▬▬▬▬▬▬▬▬▬▬

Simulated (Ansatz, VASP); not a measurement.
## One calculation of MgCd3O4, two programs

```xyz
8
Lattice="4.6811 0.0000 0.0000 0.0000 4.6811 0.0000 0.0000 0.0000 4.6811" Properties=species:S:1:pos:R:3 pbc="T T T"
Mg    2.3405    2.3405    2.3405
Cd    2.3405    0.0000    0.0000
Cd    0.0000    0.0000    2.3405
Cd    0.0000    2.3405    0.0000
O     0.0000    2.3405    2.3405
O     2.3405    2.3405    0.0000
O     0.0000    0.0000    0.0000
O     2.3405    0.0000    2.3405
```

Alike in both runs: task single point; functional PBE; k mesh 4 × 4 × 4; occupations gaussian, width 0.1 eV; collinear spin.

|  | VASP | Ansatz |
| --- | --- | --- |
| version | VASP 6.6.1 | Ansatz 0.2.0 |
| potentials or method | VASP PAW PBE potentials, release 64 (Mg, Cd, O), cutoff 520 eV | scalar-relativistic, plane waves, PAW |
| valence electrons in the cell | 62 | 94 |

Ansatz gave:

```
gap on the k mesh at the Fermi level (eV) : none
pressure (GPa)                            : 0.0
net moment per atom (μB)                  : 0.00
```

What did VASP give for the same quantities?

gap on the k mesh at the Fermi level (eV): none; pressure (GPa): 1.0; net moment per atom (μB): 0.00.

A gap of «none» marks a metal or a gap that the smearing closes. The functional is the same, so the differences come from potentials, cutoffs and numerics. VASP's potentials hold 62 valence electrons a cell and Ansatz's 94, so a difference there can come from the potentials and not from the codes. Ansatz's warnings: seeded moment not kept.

▬▬▬▬▬▬▬▬▬▬

Write out every entry once more, precisely as it stands.

* [Solution]:
Simulated (Ansatz, VASP); not a measurement.
## One calculation of MgCd3O4, two programs

```xyz
8
Lattice="4.6811 0.0000 0.0000 0.0000 4.6811 0.0000 0.0000 0.0000 4.6811" Properties=species:S:1:pos:R:3 pbc="T T T"
Mg    2.3405    2.3405    2.3405
Cd    2.3405    0.0000    0.0000
Cd    0.0000    0.0000    2.3405
Cd    0.0000    2.3405    0.0000
O     0.0000    2.3405    2.3405
O     2.3405    2.3405    0.0000
O     0.0000    0.0000    0.0000
O     2.3405    0.0000    2.3405
```

Alike in both runs: task single point; functional PBE; k mesh 4 × 4 × 4; occupations gaussian, width 0.1 eV; collinear spin.

|  | VASP | Ansatz |
| --- | --- | --- |
| version | VASP 6.6.1 | Ansatz 0.2.0 |
| potentials or method | VASP PAW PBE potentials, release 64 (Mg, Cd, O), cutoff 520 eV | scalar-relativistic, plane waves, PAW |
| valence electrons in the cell | 62 | 94 |

Ansatz gave:

```
gap on the k mesh at the Fermi level (eV) : none
pressure (GPa)                            : 0.0
net moment per atom (μB)                  : 0.00
```

What did VASP give for the same quantities?

gap on the k mesh at the Fermi level (eV): none; pressure (GPa): 1.0; net moment per atom (μB): 0.00.

A gap of «none» marks a metal or a gap that the smearing closes. The functional is the same, so the differences come from potentials, cutoffs and numerics. VASP's potentials hold 62 valence electrons a cell and Ansatz's 94, so a difference there can come from the potentials and not from the codes. Ansatz's warnings: seeded moment not kept.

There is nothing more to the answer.